» Work order: Using the entries below, output each line exactly from the first through the one that contains "Figure 1. The".

──────── Record set
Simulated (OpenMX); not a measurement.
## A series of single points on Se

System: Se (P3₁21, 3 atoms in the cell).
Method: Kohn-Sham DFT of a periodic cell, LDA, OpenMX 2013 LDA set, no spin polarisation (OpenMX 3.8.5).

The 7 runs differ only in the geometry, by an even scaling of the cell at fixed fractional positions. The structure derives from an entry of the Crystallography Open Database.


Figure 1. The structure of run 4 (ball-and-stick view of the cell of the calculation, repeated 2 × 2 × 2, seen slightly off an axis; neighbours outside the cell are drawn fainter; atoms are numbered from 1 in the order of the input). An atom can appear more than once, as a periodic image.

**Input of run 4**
────────────────

» Exercise result:
Simulated (OpenMX); not a measurement.
## A series of single points on Se

System: Se (P3₁21, 3 atoms in the cell).
Method: Kohn-Sham DFT of a periodic cell, LDA, OpenMX 2013 LDA set, no spin polarisation (OpenMX 3.8.5).

The 7 runs differ only in the geometry, by an even scaling of the cell at fixed fractional positions. The structure derives from an entry of the Crystallography Open Database.


Figure 1. The structure of run 4 (ball-and-stick view of the cell of the calculation, repeated 2 × 2 × 2, seen slightly off an axis; neighbours outside the cell are drawn fainter; atoms are numbered from 1 in the order of the input). An atom can appear more than once, as a periodic image.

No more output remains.